Entries supplied:
════
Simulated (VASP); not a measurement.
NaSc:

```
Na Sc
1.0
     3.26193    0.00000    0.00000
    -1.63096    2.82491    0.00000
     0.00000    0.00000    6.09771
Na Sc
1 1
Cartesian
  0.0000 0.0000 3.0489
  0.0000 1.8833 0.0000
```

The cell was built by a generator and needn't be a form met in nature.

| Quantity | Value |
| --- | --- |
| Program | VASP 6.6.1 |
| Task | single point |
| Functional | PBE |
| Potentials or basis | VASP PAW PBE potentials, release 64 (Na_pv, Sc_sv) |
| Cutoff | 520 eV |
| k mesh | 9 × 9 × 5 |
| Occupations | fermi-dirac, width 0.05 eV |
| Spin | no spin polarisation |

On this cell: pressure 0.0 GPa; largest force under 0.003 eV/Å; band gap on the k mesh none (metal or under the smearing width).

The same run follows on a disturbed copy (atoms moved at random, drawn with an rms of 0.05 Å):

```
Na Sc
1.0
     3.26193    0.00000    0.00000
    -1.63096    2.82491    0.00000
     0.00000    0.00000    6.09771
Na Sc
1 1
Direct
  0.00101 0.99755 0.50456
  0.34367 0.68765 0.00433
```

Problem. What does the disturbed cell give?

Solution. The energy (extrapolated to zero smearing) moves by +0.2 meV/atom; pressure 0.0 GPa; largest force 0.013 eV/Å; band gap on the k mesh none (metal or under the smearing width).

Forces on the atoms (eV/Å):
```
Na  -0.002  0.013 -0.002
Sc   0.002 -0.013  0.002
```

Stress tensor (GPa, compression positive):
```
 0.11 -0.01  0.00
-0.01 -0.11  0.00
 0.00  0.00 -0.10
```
════

Assigned task: Print exactly the lines from the beginning of the entries through the line with "Functional | PBE |". Output nothing more.

Answer space:
Simulated (VASP); not a measurement.
NaSc:

```
Na Sc
1.0
     3.26193    0.00000    0.00000
    -1.63096    2.82491    0.00000
     0.00000    0.00000    6.09771
Na Sc
1 1
Cartesian
  0.0000 0.0000 3.0489
  0.0000 1.8833 0.0000
```

The cell was built by a generator and needn't be a form met in nature.

| Quantity | Value |
| --- | --- |
| Program | VASP 6.6.1 |
| Task | single point |
| Functional | PBE |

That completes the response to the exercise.